-- Work request --
In the data below, find the line that contains "0.00808 | 0.00882 |" and the line that contains "B, HF from 0.0073 to 0.0365 mol/kgw". Copy both, plus every line between them, exactly.

──────────

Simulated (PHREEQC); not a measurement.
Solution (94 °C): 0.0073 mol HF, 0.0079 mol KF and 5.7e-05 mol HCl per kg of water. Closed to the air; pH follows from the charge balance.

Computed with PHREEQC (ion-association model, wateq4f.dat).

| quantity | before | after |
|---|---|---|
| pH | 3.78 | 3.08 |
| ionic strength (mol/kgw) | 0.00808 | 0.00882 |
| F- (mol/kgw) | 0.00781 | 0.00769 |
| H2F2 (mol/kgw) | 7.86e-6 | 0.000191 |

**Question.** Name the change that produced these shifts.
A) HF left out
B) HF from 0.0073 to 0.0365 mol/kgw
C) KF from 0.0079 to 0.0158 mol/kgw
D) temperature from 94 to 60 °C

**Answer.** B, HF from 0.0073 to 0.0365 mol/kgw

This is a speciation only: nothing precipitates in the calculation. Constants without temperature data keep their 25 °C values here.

──────────

-- Task answer --
| ionic strength (mol/kgw) | 0.00808 | 0.00882 |
| F- (mol/kgw) | 0.00781 | 0.00769 |
| H2F2 (mol/kgw) | 7.86e-6 | 0.000191 |

**Question.** Name the change that produced these shifts.
A) HF left out
B) HF from 0.0073 to 0.0365 mol/kgw
C) KF from 0.0079 to 0.0158 mol/kgw
D) temperature from 94 to 60 °C

**Answer.** B, HF from 0.0073 to 0.0365 mol/kgw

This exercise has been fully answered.